** Assigned task **
Please give the listing again, word for word, with nothing left out.

---------- Records shown ----------
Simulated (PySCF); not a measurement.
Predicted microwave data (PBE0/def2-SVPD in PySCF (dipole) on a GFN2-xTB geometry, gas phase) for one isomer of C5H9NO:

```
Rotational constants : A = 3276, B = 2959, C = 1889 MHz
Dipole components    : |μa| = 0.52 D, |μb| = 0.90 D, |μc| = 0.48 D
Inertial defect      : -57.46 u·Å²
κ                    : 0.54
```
----------

** Exercise solution **
Simulated (PySCF); not a measurement.
Predicted microwave data (PBE0/def2-SVPD in PySCF (dipole) on a GFN2-xTB geometry, gas phase) for one isomer of C5H9NO:

```
Rotational constants : A = 3276, B = 2959, C = 1889 MHz
Dipole components    : |μa| = 0.52 D, |μb| = 0.90 D, |μc| = 0.48 D
Inertial defect      : -57.46 u·Å²
κ                    : 0.54
```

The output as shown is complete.